Records shown:
####

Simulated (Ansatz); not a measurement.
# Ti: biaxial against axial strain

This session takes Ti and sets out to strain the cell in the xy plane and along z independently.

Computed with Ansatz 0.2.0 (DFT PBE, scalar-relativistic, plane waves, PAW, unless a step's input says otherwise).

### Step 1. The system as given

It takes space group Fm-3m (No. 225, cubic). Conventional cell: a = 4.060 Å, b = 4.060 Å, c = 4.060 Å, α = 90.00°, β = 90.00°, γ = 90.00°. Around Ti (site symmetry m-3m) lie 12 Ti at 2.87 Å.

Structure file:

####

Assignment: Down to the final line, write out all of the material exactly.

Answer space:
Simulated (Ansatz); not a measurement.
# Ti: biaxial against axial strain

This session takes Ti and sets out to strain the cell in the xy plane and along z independently.

Computed with Ansatz 0.2.0 (DFT PBE, scalar-relativistic, plane waves, PAW, unless a step's input says otherwise).

### Step 1. The system as given

It takes space group Fm-3m (No. 225, cubic). Conventional cell: a = 4.060 Å, b = 4.060 Å, c = 4.060 Å, α = 90.00°, β = 90.00°, γ = 90.00°. Around Ti (site symmetry m-3m) lie 12 Ti at 2.87 Å.

Structure file:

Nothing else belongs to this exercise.